◆ Recorded data:
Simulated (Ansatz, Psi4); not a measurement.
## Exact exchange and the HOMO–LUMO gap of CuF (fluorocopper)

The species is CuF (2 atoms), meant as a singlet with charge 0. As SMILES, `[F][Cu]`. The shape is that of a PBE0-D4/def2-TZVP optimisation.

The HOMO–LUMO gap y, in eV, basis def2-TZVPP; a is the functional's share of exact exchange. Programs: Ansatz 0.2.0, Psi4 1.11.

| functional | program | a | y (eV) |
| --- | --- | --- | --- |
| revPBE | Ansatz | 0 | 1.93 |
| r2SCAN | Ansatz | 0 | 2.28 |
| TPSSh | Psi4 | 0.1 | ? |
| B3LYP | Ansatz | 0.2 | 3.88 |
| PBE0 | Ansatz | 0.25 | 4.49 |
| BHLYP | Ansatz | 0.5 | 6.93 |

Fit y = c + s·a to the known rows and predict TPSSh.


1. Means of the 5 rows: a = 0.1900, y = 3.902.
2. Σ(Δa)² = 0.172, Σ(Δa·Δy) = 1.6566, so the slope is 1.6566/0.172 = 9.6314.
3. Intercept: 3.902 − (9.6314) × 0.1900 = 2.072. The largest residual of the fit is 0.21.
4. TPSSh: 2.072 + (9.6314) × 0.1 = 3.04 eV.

◆ Work order: When transcribing the data, keep every line exactly as it is.

◆ Your solution:
Simulated (Ansatz, Psi4); not a measurement.
## Exact exchange and the HOMO–LUMO gap of CuF (fluorocopper)

The species is CuF (2 atoms), meant as a singlet with charge 0. As SMILES, `[F][Cu]`. The shape is that of a PBE0-D4/def2-TZVP optimisation.

The HOMO–LUMO gap y, in eV, basis def2-TZVPP; a is the functional's share of exact exchange. Programs: Ansatz 0.2.0, Psi4 1.11.

| functional | program | a | y (eV) |
| --- | --- | --- | --- |
| revPBE | Ansatz | 0 | 1.93 |
| r2SCAN | Ansatz | 0 | 2.28 |
| TPSSh | Psi4 | 0.1 | ? |
| B3LYP | Ansatz | 0.2 | 3.88 |
| PBE0 | Ansatz | 0.25 | 4.49 |
| BHLYP | Ansatz | 0.5 | 6.93 |

Fit y = c + s·a to the known rows and predict TPSSh.


1. Means of the 5 rows: a = 0.1900, y = 3.902.
2. Σ(Δa)² = 0.172, Σ(Δa·Δy) = 1.6566, so the slope is 1.6566/0.172 = 9.6314.
3. Intercept: 3.902 − (9.6314) × 0.1900 = 2.072. The largest residual of the fit is 0.21.
4. TPSSh: 2.072 + (9.6314) × 0.1 = 3.04 eV.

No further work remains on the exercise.